*** Data for review Section Begins ***
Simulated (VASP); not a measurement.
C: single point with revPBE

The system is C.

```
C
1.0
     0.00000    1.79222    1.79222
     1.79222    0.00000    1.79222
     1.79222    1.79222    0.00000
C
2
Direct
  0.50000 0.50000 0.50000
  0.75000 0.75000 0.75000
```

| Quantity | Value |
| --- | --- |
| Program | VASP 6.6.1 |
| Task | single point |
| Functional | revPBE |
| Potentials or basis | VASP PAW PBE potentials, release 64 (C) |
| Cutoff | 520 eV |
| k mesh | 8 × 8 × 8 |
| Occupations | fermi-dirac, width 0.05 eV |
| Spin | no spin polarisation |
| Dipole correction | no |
*** Data for review Section Ends ***

:: Required action ::
With no alteration of any kind, give the data again in full.

:: Answer box ::
Simulated (VASP); not a measurement.
C: single point with revPBE

The system is C.

```
C
1.0
     0.00000    1.79222    1.79222
     1.79222    0.00000    1.79222
     1.79222    1.79222    0.00000
C
2
Direct
  0.50000 0.50000 0.50000
  0.75000 0.75000 0.75000
```

| Quantity | Value |
| --- | --- |
| Program | VASP 6.6.1 |
| Task | single point |
| Functional | revPBE |
| Potentials or basis | VASP PAW PBE potentials, release 64 (C) |
| Cutoff | 520 eV |
| k mesh | 8 × 8 × 8 |
| Occupations | fermi-dirac, width 0.05 eV |
| Spin | no spin polarisation |
| Dipole correction | no |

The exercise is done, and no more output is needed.